Retype the entries below word for word, leaving none out.

****************************************
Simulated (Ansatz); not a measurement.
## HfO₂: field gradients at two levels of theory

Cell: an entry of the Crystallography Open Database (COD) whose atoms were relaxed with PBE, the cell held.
****************************************

▶ [RESPONSE AREA]:
Simulated (Ansatz); not a measurement.
## HfO₂: field gradients at two levels of theory

Cell: an entry of the Crystallography Open Database (COD) whose atoms were relaxed with PBE, the cell held.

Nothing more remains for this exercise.